.....
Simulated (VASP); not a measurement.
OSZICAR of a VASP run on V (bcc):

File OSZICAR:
.....

Assignment:
Return only the lines from the beginning of the material up to and including the line with "OSZICAR of a", exactly as written.

Answer box:
Simulated (VASP); not a measurement.
OSZICAR of a VASP run on V (bcc):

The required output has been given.